(ENTRIES SHOWN)
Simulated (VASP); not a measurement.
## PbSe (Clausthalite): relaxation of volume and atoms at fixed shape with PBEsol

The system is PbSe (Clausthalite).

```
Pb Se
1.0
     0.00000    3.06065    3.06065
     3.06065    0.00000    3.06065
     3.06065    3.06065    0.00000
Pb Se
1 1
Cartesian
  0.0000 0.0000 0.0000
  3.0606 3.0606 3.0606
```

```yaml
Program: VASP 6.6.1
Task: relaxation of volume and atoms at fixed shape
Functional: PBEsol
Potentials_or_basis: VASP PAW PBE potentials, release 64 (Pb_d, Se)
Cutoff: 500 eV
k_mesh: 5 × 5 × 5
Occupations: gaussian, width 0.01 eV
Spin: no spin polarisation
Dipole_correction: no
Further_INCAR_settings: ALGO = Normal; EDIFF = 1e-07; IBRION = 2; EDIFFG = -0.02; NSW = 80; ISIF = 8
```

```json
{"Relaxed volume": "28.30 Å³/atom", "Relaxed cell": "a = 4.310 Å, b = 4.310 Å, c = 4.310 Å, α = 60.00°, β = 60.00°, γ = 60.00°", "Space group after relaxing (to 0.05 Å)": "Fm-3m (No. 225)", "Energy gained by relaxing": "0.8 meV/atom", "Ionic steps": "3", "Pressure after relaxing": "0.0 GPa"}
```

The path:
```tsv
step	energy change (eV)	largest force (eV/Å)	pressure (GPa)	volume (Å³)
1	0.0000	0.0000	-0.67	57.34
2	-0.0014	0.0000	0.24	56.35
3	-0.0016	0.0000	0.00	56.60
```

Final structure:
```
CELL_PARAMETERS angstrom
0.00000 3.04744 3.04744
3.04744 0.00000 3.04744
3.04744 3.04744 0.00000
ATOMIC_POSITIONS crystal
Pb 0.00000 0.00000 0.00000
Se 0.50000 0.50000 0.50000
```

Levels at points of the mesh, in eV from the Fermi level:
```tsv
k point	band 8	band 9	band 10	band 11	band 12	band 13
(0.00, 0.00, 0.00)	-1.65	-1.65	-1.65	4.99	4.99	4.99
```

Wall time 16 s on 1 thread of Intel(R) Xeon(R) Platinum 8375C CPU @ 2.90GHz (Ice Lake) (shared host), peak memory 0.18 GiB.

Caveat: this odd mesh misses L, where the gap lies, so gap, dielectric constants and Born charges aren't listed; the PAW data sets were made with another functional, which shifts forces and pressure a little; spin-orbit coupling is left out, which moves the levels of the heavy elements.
(End ENTRIES SHOWN)

* WORK REQUEST *
Lines from the top of the entries through the line with "Wall time 16" are to be transcribed exactly, and nothing more.

* EXERCISE OUTPUT *
Simulated (VASP); not a measurement.
## PbSe (Clausthalite): relaxation of volume and atoms at fixed shape with PBEsol

The system is PbSe (Clausthalite).

```
Pb Se
1.0
     0.00000    3.06065    3.06065
     3.06065    0.00000    3.06065
     3.06065    3.06065    0.00000
Pb Se
1 1
Cartesian
  0.0000 0.0000 0.0000
  3.0606 3.0606 3.0606
```

```yaml
Program: VASP 6.6.1
Task: relaxation of volume and atoms at fixed shape
Functional: PBEsol
Potentials_or_basis: VASP PAW PBE potentials, release 64 (Pb_d, Se)
Cutoff: 500 eV
k_mesh: 5 × 5 × 5
Occupations: gaussian, width 0.01 eV
Spin: no spin polarisation
Dipole_correction: no
Further_INCAR_settings: ALGO = Normal; EDIFF = 1e-07; IBRION = 2; EDIFFG = -0.02; NSW = 80; ISIF = 8
```

```json
{"Relaxed volume": "28.30 Å³/atom", "Relaxed cell": "a = 4.310 Å, b = 4.310 Å, c = 4.310 Å, α = 60.00°, β = 60.00°, γ = 60.00°", "Space group after relaxing (to 0.05 Å)": "Fm-3m (No. 225)", "Energy gained by relaxing": "0.8 meV/atom", "Ionic steps": "3", "Pressure after relaxing": "0.0 GPa"}
```

The path:
```tsv
step	energy change (eV)	largest force (eV/Å)	pressure (GPa)	volume (Å³)
1	0.0000	0.0000	-0.67	57.34
2	-0.0014	0.0000	0.24	56.35
3	-0.0016	0.0000	0.00	56.60
```

Final structure:
```
CELL_PARAMETERS angstrom
0.00000 3.04744 3.04744
3.04744 0.00000 3.04744
3.04744 3.04744 0.00000
ATOMIC_POSITIONS crystal
Pb 0.00000 0.00000 0.00000
Se 0.50000 0.50000 0.50000
```

Levels at points of the mesh, in eV from the Fermi level:
```tsv
k point	band 8	band 9	band 10	band 11	band 12	band 13
(0.00, 0.00, 0.00)	-1.65	-1.65	-1.65	4.99	4.99	4.99
```

Wall time 16 s on 1 thread of Intel(R) Xeon(R) Platinum 8375C CPU @ 2.90GHz (Ice Lake) (shared host), peak memory 0.18 GiB.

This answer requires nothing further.